Excerpted records:
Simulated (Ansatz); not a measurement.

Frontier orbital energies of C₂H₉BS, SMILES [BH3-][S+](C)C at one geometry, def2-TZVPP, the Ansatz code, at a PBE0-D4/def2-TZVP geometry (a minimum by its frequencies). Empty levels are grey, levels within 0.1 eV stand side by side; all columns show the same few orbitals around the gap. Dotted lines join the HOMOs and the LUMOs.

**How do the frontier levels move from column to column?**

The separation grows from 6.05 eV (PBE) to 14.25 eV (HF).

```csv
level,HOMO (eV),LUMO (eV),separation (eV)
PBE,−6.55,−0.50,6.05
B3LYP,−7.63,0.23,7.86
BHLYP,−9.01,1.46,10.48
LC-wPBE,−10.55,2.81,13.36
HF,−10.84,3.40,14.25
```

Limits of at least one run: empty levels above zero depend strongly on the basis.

Work task: Nothing but an exact copy of the lines from the start of the entries through the line containing "Frontier orbital energies" belongs in the response.

Solution:
Simulated (Ansatz); not a measurement.

Frontier orbital energies of C₂H₉BS, SMILES [BH3-][S+](C)C at one geometry, def2-TZVPP, the Ansatz code, at a PBE0-D4/def2-TZVP geometry (a minimum by its frequencies). Empty levels are grey, levels within 0.1 eV stand side by side; all columns show the same few orbitals around the gap. Dotted lines join the HOMOs and the LUMOs.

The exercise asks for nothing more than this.